- **Required action**
Every line between the top of the data below and the line with "Problem. How do", both ends included, must be retyped exactly.

- **Input data**
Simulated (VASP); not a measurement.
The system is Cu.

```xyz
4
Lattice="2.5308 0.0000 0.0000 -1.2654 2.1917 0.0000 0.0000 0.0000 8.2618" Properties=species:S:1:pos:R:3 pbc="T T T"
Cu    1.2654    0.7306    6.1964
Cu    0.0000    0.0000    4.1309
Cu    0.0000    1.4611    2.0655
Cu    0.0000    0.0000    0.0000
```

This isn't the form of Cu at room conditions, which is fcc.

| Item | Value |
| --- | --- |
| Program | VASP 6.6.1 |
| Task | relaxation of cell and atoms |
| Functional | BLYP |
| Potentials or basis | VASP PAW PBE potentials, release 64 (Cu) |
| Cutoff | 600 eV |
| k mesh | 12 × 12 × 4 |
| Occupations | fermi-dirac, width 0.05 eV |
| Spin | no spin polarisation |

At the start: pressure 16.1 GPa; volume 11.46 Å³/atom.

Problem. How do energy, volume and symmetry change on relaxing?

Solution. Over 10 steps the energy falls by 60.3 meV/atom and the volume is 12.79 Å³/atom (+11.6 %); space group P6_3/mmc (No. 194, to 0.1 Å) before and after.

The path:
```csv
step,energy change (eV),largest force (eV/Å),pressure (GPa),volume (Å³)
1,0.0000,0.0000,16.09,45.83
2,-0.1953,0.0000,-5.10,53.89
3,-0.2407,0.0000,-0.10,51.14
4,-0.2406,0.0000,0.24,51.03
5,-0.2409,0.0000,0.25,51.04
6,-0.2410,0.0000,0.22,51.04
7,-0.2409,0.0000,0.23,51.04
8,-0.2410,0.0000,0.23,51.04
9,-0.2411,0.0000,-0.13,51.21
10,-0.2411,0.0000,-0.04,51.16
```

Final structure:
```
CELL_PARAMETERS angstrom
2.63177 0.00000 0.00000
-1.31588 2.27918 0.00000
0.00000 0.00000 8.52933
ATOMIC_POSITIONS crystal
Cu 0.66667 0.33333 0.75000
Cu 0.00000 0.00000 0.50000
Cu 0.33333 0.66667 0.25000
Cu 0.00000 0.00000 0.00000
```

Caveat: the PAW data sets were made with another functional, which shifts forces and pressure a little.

- **Response area**
Simulated (VASP); not a measurement.
The system is Cu.

```xyz
4
Lattice="2.5308 0.0000 0.0000 -1.2654 2.1917 0.0000 0.0000 0.0000 8.2618" Properties=species:S:1:pos:R:3 pbc="T T T"
Cu    1.2654    0.7306    6.1964
Cu    0.0000    0.0000    4.1309
Cu    0.0000    1.4611    2.0655
Cu    0.0000    0.0000    0.0000
```

This isn't the form of Cu at room conditions, which is fcc.

| Item | Value |
| --- | --- |
| Program | VASP 6.6.1 |
| Task | relaxation of cell and atoms |
| Functional | BLYP |
| Potentials or basis | VASP PAW PBE potentials, release 64 (Cu) |
| Cutoff | 600 eV |
| k mesh | 12 × 12 × 4 |
| Occupations | fermi-dirac, width 0.05 eV |
| Spin | no spin polarisation |

At the start: pressure 16.1 GPa; volume 11.46 Å³/atom.

Problem. How do energy, volume and symmetry change on relaxing?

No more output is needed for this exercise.